+--
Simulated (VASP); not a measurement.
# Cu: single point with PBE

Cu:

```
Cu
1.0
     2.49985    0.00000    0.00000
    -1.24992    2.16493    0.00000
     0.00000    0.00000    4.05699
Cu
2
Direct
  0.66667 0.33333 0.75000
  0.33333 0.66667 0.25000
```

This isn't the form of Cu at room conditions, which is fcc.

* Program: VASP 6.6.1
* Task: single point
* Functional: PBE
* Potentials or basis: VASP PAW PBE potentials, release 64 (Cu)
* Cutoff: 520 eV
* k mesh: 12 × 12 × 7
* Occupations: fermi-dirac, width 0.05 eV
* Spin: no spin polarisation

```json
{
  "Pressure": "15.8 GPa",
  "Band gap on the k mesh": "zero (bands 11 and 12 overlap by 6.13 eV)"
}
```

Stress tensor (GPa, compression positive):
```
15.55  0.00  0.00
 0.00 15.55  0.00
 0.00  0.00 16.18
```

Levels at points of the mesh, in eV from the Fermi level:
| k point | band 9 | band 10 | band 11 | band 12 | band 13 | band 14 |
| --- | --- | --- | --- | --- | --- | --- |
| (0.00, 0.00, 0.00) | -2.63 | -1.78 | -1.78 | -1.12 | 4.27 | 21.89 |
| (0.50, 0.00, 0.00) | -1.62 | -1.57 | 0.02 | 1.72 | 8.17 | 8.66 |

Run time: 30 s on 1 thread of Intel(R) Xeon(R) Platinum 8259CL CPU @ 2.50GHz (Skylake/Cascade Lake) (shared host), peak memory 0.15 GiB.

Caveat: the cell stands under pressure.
+--

REQUIREMENT: From the entries above, give again exactly the lines running from the line with "This isn't the" to the line with "Run time: 30"; include both of those lines.

WRITTEN SOLUTION:
This isn't the form of Cu at room conditions, which is fcc.

* Program: VASP 6.6.1
* Task: single point
* Functional: PBE
* Potentials or basis: VASP PAW PBE potentials, release 64 (Cu)
* Cutoff: 520 eV
* k mesh: 12 × 12 × 7
* Occupations: fermi-dirac, width 0.05 eV
* Spin: no spin polarisation

```json
{
  "Pressure": "15.8 GPa",
  "Band gap on the k mesh": "zero (bands 11 and 12 overlap by 6.13 eV)"
}
```

Stress tensor (GPa, compression positive):
```
15.55  0.00  0.00
 0.00 15.55  0.00
 0.00  0.00 16.18
```

Levels at points of the mesh, in eV from the Fermi level:
| k point | band 9 | band 10 | band 11 | band 12 | band 13 | band 14 |
| --- | --- | --- | --- | --- | --- | --- |
| (0.00, 0.00, 0.00) | -2.63 | -1.78 | -1.78 | -1.12 | 4.27 | 21.89 |
| (0.50, 0.00, 0.00) | -1.62 | -1.57 | 0.02 | 1.72 | 8.17 | 8.66 |

Run time: 30 s on 1 thread of Intel(R) Xeon(R) Platinum 8259CL CPU @ 2.50GHz (Skylake/Cascade Lake) (shared host), peak memory 0.15 GiB.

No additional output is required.